START Dataset entries
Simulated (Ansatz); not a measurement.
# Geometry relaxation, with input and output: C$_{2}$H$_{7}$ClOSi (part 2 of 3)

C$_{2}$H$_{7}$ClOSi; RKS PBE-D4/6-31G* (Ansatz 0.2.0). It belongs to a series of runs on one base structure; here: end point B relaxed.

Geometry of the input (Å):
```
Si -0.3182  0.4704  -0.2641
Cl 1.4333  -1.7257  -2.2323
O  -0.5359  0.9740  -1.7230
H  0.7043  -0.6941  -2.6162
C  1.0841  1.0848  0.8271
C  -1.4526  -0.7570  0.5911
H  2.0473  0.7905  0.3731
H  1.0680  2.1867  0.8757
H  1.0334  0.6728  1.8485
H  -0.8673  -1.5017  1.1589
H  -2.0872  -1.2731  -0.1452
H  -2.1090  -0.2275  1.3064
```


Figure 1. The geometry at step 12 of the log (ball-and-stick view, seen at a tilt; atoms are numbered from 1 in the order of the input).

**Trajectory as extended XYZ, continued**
END Dataset entries

**Requirement**.
Only the lines from the beginning of the material through the line with "Figure 1. The" should appear in the answer, each copied exactly.

**Your solution**.
Simulated (Ansatz); not a measurement.
# Geometry relaxation, with input and output: C$_{2}$H$_{7}$ClOSi (part 2 of 3)

C$_{2}$H$_{7}$ClOSi; RKS PBE-D4/6-31G* (Ansatz 0.2.0). It belongs to a series of runs on one base structure; here: end point B relaxed.

Geometry of the input (Å):
```
Si -0.3182  0.4704  -0.2641
Cl 1.4333  -1.7257  -2.2323
O  -0.5359  0.9740  -1.7230
H  0.7043  -0.6941  -2.6162
C  1.0841  1.0848  0.8271
C  -1.4526  -0.7570  0.5911
H  2.0473  0.7905  0.3731
H  1.0680  2.1867  0.8757
H  1.0334  0.6728  1.8485
H  -0.8673  -1.5017  1.1589
H  -2.0872  -1.2731  -0.1452
H  -2.1090  -0.2275  1.3064
```


Figure 1. The geometry at step 12 of the log (ball-and-stick view, seen at a tilt; atoms are numbered from 1 in the order of the input).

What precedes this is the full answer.